> _Exercise_: The stretch from the line with "- Functional: BLYP" through the line with "Problem. The run" in the records below: write it out exactly, and nothing else.

> _Source material_:
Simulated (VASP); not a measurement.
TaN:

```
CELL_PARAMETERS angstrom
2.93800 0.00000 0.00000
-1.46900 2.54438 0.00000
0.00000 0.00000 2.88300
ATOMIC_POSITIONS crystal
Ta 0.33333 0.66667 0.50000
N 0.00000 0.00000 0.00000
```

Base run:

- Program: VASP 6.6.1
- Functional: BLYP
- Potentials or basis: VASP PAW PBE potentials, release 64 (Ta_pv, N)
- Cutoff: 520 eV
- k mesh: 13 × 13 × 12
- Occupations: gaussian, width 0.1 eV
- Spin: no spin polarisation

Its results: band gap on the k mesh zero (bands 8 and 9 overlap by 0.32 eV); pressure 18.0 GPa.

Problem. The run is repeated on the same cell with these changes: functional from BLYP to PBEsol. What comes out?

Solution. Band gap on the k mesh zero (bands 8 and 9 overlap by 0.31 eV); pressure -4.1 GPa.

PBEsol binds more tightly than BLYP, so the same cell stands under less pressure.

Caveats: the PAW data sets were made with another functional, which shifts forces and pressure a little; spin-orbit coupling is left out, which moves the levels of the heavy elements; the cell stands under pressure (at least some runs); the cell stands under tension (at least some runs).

> _Task solution_:
- Functional: BLYP
- Potentials or basis: VASP PAW PBE potentials, release 64 (Ta_pv, N)
- Cutoff: 520 eV
- k mesh: 13 × 13 × 12
- Occupations: gaussian, width 0.1 eV
- Spin: no spin polarisation

Its results: band gap on the k mesh zero (bands 8 and 9 overlap by 0.32 eV); pressure 18.0 GPa.

Problem. The run is repeated on the same cell with these changes: functional from BLYP to PBEsol. What comes out?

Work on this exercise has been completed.